Assigned task ▸
Transcribe the lines from the start of the data below through the line with "What does it relax to?", word for word and nothing more.

Provided data ▸
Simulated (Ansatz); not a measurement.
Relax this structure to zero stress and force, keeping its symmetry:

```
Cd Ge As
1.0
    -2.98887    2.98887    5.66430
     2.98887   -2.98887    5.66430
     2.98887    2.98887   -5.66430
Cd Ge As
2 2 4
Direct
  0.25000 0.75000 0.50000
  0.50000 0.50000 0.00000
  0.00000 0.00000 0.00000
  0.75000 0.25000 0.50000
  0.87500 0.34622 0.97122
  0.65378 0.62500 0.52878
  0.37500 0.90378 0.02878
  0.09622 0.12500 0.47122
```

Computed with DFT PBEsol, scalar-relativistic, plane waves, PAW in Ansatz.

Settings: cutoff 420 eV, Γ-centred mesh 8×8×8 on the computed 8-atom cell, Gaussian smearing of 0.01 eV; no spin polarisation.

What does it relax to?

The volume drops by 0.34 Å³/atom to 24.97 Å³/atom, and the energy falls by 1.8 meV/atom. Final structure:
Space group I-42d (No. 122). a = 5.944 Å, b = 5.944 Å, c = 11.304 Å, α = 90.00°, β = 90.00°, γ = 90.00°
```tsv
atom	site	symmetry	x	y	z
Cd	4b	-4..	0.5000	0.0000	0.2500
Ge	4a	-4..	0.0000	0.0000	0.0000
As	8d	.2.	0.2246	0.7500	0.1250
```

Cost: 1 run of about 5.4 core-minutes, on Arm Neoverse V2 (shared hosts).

Response ▸
Simulated (Ansatz); not a measurement.
Relax this structure to zero stress and force, keeping its symmetry:

```
Cd Ge As
1.0
    -2.98887    2.98887    5.66430
     2.98887   -2.98887    5.66430
     2.98887    2.98887   -5.66430
Cd Ge As
2 2 4
Direct
  0.25000 0.75000 0.50000
  0.50000 0.50000 0.00000
  0.00000 0.00000 0.00000
  0.75000 0.25000 0.50000
  0.87500 0.34622 0.97122
  0.65378 0.62500 0.52878
  0.37500 0.90378 0.02878
  0.09622 0.12500 0.47122
```

Computed with DFT PBEsol, scalar-relativistic, plane waves, PAW in Ansatz.

Settings: cutoff 420 eV, Γ-centred mesh 8×8×8 on the computed 8-atom cell, Gaussian smearing of 0.01 eV; no spin polarisation.

What does it relax to?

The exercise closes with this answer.